■ **Work instruction**
Print every line of the data exactly as shown.

*** Opening The data ***

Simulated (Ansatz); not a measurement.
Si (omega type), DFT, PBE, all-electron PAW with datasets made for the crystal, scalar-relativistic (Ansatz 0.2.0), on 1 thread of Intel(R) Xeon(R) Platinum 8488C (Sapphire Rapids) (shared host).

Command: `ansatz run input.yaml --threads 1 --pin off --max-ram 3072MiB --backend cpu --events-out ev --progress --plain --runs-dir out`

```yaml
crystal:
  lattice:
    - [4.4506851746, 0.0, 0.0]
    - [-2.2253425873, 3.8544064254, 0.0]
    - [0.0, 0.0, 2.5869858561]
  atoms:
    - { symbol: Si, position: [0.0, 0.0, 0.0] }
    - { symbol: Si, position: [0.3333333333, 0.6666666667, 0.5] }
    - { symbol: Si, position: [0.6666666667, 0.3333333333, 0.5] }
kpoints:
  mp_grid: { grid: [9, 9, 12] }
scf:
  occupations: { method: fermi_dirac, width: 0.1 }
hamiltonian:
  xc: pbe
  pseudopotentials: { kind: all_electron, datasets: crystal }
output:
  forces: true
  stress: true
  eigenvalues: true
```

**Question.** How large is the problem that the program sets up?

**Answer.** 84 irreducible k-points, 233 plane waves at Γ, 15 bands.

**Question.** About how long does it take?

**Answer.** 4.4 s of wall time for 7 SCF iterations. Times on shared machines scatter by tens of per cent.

*** Closing The data ***

■ **Exercise response**
Simulated (Ansatz); not a measurement.
Si (omega type), DFT, PBE, all-electron PAW with datasets made for the crystal, scalar-relativistic (Ansatz 0.2.0), on 1 thread of Intel(R) Xeon(R) Platinum 8488C (Sapphire Rapids) (shared host).

Command: `ansatz run input.yaml --threads 1 --pin off --max-ram 3072MiB --backend cpu --events-out ev --progress --plain --runs-dir out`

```yaml
crystal:
  lattice:
    - [4.4506851746, 0.0, 0.0]
    - [-2.2253425873, 3.8544064254, 0.0]
    - [0.0, 0.0, 2.5869858561]
  atoms:
    - { symbol: Si, position: [0.0, 0.0, 0.0] }
    - { symbol: Si, position: [0.3333333333, 0.6666666667, 0.5] }
    - { symbol: Si, position: [0.6666666667, 0.3333333333, 0.5] }
kpoints:
  mp_grid: { grid: [9, 9, 12] }
scf:
  occupations: { method: fermi_dirac, width: 0.1 }
hamiltonian:
  xc: pbe
  pseudopotentials: { kind: all_electron, datasets: crystal }
output:
  forces: true
  stress: true
  eigenvalues: true
```

**Question.** How large is the problem that the program sets up?

**Answer.** 84 irreducible k-points, 233 plane waves at Γ, 15 bands.

**Question.** About how long does it take?

**Answer.** 4.4 s of wall time for 7 SCF iterations. Times on shared machines scatter by tens of per cent.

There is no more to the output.